- WORK REQUEST: Return the full listing, keeping every line exactly as it is.

- DATASET:
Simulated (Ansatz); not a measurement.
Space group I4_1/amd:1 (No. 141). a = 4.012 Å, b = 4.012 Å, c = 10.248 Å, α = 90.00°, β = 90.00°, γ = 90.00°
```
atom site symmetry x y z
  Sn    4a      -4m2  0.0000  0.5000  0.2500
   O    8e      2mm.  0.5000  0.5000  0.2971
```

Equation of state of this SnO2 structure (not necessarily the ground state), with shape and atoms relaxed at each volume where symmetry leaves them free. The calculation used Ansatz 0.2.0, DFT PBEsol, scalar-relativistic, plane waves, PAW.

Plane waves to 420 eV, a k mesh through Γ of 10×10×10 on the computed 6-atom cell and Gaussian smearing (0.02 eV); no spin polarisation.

- SOLUTION:
Simulated (Ansatz); not a measurement.
Space group I4_1/amd:1 (No. 141). a = 4.012 Å, b = 4.012 Å, c = 10.248 Å, α = 90.00°, β = 90.00°, γ = 90.00°
```
atom site symmetry x y z
  Sn    4a      -4m2  0.0000  0.5000  0.2500
   O    8e      2mm.  0.5000  0.5000  0.2971
```

Equation of state of this SnO2 structure (not necessarily the ground state), with shape and atoms relaxed at each volume where symmetry leaves them free. The calculation used Ansatz 0.2.0, DFT PBEsol, scalar-relativistic, plane waves, PAW.

Plane waves to 420 eV, a k mesh through Γ of 10×10×10 on the computed 6-atom cell and Gaussian smearing (0.02 eV); no spin polarisation.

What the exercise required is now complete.